· · ·

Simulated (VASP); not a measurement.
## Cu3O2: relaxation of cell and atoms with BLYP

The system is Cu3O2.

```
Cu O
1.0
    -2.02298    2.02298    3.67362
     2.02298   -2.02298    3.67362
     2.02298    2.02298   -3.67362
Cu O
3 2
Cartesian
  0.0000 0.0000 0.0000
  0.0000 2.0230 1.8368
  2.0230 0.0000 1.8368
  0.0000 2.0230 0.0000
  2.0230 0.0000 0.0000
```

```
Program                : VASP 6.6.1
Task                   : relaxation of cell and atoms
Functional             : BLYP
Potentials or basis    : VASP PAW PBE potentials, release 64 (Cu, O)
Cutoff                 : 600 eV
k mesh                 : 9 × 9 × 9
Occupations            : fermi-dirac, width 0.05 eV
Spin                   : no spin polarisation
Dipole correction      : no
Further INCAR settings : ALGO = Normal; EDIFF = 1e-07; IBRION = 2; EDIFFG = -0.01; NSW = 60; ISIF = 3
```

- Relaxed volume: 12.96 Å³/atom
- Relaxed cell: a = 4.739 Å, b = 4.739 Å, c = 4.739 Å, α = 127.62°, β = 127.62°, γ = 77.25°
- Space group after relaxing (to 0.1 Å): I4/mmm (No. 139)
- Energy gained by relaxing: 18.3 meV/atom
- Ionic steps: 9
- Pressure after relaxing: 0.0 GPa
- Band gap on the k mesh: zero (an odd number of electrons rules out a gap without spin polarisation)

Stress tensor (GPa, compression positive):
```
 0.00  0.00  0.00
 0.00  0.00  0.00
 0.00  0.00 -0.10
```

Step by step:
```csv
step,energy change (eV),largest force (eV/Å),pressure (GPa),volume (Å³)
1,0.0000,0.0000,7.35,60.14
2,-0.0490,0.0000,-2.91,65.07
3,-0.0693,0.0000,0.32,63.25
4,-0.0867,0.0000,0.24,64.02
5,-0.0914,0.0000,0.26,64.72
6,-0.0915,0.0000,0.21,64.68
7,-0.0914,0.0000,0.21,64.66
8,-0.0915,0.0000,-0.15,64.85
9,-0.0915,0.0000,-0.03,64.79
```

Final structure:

· · ·

▶ _Work instruction_
Give again, exactly as written, the lines running from the first line of the data above through the line that contains "- Space group".

▶ _Written reply_
Simulated (VASP); not a measurement.
## Cu3O2: relaxation of cell and atoms with BLYP

The system is Cu3O2.

```
Cu O
1.0
    -2.02298    2.02298    3.67362
     2.02298   -2.02298    3.67362
     2.02298    2.02298   -3.67362
Cu O
3 2
Cartesian
  0.0000 0.0000 0.0000
  0.0000 2.0230 1.8368
  2.0230 0.0000 1.8368
  0.0000 2.0230 0.0000
  2.0230 0.0000 0.0000
```

```
Program                : VASP 6.6.1
Task                   : relaxation of cell and atoms
Functional             : BLYP
Potentials or basis    : VASP PAW PBE potentials, release 64 (Cu, O)
Cutoff                 : 600 eV
k mesh                 : 9 × 9 × 9
Occupations            : fermi-dirac, width 0.05 eV
Spin                   : no spin polarisation
Dipole correction      : no
Further INCAR settings : ALGO = Normal; EDIFF = 1e-07; IBRION = 2; EDIFFG = -0.01; NSW = 60; ISIF = 3
```

- Relaxed volume: 12.96 Å³/atom
- Relaxed cell: a = 4.739 Å, b = 4.739 Å, c = 4.739 Å, α = 127.62°, β = 127.62°, γ = 77.25°
- Space group after relaxing (to 0.1 Å): I4/mmm (No. 139)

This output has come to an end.